Work instruction: Retype only the lines at the head of the records, first through the one with "Fig. 1. Equilibrium", exactly as written.

Information:
┌──
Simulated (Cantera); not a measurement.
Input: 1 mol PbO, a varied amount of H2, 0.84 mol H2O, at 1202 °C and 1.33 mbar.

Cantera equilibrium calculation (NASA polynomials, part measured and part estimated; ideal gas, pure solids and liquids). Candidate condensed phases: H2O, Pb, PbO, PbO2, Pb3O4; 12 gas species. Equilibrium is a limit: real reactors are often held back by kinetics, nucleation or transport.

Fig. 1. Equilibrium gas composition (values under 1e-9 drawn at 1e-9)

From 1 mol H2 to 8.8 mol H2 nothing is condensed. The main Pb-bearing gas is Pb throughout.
└──

Response:
Simulated (Cantera); not a measurement.
Input: 1 mol PbO, a varied amount of H2, 0.84 mol H2O, at 1202 °C and 1.33 mbar.

Cantera equilibrium calculation (NASA polynomials, part measured and part estimated; ideal gas, pure solids and liquids). Candidate condensed phases: H2O, Pb, PbO, PbO2, Pb3O4; 12 gas species. Equilibrium is a limit: real reactors are often held back by kinetics, nucleation or transport.

Fig. 1. Equilibrium gas composition (values under 1e-9 drawn at 1e-9)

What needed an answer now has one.